• [Supplied information]:
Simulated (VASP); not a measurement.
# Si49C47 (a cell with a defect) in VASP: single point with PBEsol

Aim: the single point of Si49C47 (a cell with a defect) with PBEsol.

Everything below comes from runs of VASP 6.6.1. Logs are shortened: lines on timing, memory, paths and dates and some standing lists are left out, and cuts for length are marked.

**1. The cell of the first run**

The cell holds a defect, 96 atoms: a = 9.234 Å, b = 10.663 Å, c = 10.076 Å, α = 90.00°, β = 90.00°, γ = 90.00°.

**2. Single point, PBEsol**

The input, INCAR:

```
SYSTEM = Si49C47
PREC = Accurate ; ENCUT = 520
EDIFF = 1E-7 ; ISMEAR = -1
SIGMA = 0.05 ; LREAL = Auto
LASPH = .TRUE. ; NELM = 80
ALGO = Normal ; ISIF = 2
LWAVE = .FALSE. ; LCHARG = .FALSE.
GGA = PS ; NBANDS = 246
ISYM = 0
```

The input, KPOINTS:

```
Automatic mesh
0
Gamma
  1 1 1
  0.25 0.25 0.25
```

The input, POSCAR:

• [Activity]: Restate, please, word for word the span of records running from the first line to the line bearing "Aim: the single", both included, and nothing outside it.

• [Written reply]:
Simulated (VASP); not a measurement.
# Si49C47 (a cell with a defect) in VASP: single point with PBEsol

Aim: the single point of Si49C47 (a cell with a defect) with PBEsol.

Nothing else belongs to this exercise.